- Work task: Word for word, restate the lines of the material below from its first line through the one containing "- M06-2X/def2-TZVP, reaction energy: -11.6". Omit the rest.

- Supplied data:
+===+

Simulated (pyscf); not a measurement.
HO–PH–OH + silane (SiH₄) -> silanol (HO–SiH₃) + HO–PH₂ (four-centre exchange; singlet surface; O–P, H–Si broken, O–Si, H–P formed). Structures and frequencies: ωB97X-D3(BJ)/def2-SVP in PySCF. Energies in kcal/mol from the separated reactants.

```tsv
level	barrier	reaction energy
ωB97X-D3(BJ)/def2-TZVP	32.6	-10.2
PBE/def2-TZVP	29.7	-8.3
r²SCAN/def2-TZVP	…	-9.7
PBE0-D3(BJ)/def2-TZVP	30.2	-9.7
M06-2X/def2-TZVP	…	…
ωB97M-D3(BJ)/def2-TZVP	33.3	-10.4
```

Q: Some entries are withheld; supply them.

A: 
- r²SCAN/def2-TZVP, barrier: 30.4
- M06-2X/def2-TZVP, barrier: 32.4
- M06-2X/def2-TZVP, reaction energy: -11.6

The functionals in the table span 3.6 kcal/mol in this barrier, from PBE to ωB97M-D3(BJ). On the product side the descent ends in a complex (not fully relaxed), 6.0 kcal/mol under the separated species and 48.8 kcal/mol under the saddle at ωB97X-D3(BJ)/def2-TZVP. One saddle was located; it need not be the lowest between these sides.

+===+

- Solution:
Simulated (pyscf); not a measurement.
HO–PH–OH + silane (SiH₄) -> silanol (HO–SiH₃) + HO–PH₂ (four-centre exchange; singlet surface; O–P, H–Si broken, O–Si, H–P formed). Structures and frequencies: ωB97X-D3(BJ)/def2-SVP in PySCF. Energies in kcal/mol from the separated reactants.

```tsv
level	barrier	reaction energy
ωB97X-D3(BJ)/def2-TZVP	32.6	-10.2
PBE/def2-TZVP	29.7	-8.3
r²SCAN/def2-TZVP	…	-9.7
PBE0-D3(BJ)/def2-TZVP	30.2	-9.7
M06-2X/def2-TZVP	…	…
ωB97M-D3(BJ)/def2-TZVP	33.3	-10.4
```

Q: Some entries are withheld; supply them.

A: 
- r²SCAN/def2-TZVP, barrier: 30.4
- M06-2X/def2-TZVP, barrier: 32.4
- M06-2X/def2-TZVP, reaction energy: -11.6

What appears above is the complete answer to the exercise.